[[ Dataset, beginning ]]

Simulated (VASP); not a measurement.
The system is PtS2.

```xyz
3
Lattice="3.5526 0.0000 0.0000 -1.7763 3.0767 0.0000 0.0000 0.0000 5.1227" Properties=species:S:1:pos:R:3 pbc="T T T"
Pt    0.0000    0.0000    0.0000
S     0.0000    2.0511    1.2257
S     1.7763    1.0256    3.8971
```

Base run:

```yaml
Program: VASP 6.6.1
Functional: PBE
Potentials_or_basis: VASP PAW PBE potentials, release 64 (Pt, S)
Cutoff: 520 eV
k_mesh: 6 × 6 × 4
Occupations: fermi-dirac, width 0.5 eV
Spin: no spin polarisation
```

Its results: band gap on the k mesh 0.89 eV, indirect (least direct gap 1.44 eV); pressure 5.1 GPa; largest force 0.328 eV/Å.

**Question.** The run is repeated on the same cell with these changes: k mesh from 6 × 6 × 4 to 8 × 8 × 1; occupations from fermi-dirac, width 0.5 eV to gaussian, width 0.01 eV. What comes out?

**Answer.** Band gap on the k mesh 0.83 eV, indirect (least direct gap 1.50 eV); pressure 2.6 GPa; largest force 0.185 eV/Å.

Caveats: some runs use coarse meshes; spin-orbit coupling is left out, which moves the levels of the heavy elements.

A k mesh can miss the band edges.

[[ Dataset, end ]]

## Assignment
Output exactly the lines of the material above from the one containing "Its results: band" up to and including the one containing "Caveats: some runs".

## Written reply
Its results: band gap on the k mesh 0.89 eV, indirect (least direct gap 1.44 eV); pressure 5.1 GPa; largest force 0.328 eV/Å.

**Question.** The run is repeated on the same cell with these changes: k mesh from 6 × 6 × 4 to 8 × 8 × 1; occupations from fermi-dirac, width 0.5 eV to gaussian, width 0.01 eV. What comes out?

**Answer.** Band gap on the k mesh 0.83 eV, indirect (least direct gap 1.50 eV); pressure 2.6 GPa; largest force 0.185 eV/Å.

Caveats: some runs use coarse meshes; spin-orbit coupling is left out, which moves the levels of the heavy elements.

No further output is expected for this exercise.